» **Dataset excerpts**
※

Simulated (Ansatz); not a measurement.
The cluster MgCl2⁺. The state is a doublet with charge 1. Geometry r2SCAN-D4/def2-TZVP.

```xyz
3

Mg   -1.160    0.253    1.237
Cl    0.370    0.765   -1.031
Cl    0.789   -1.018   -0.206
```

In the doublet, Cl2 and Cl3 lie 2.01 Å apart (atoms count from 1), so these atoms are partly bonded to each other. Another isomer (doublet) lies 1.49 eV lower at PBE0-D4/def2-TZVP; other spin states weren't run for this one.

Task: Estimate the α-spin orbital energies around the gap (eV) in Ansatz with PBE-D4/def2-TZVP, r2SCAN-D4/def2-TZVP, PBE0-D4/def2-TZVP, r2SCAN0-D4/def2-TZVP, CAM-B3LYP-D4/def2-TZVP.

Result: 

※

Please repeat word for word the lines above that run from the beginning through the line containing "Task: Estimate the", keeping both the first and that last line.

Simulated (Ansatz); not a measurement.
The cluster MgCl2⁺. The state is a doublet with charge 1. Geometry r2SCAN-D4/def2-TZVP.

```xyz
3

Mg   -1.160    0.253    1.237
Cl    0.370    0.765   -1.031
Cl    0.789   -1.018   -0.206
```

In the doublet, Cl2 and Cl3 lie 2.01 Å apart (atoms count from 1), so these atoms are partly bonded to each other. Another isomer (doublet) lies 1.49 eV lower at PBE0-D4/def2-TZVP; other spin states weren't run for this one.

Task: Estimate the α-spin orbital energies around the gap (eV) in Ansatz with PBE-D4/def2-TZVP, r2SCAN-D4/def2-TZVP, PBE0-D4/def2-TZVP, r2SCAN0-D4/def2-TZVP, CAM-B3LYP-D4/def2-TZVP.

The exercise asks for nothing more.